* _Requirement_
Set out exactly, line by line, the stretch of data below that begins at the line containing "Potentials or basis: VASP" and ends at the line containing "Answer: -17.8 GPa.", with both ends kept.

* _Given entries_
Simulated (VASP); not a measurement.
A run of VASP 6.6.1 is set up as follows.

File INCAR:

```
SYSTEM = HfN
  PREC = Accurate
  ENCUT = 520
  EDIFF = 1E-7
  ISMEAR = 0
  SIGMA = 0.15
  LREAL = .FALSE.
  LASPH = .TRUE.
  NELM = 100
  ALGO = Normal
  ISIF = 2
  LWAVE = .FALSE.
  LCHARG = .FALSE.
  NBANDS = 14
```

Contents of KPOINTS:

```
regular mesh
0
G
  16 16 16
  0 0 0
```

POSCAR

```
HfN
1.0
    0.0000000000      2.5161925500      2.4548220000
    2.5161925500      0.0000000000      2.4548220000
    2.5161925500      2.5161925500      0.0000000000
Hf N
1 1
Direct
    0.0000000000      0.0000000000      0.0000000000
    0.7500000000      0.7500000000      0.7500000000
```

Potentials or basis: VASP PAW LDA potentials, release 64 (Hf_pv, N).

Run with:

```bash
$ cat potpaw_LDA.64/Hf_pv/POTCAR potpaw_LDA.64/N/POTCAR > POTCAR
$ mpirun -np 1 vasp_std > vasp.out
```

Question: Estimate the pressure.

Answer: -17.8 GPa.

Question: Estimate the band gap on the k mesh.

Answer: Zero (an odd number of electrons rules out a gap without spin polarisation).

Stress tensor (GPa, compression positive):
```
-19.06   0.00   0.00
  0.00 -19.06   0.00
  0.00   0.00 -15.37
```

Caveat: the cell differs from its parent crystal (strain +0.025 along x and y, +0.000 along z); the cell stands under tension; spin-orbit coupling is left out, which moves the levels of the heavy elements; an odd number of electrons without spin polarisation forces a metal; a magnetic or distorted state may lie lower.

* _Task output_
Potentials or basis: VASP PAW LDA potentials, release 64 (Hf_pv, N).

Run with:

```bash
$ cat potpaw_LDA.64/Hf_pv/POTCAR potpaw_LDA.64/N/POTCAR > POTCAR
$ mpirun -np 1 vasp_std > vasp.out
```

Question: Estimate the pressure.

Answer: -17.8 GPa.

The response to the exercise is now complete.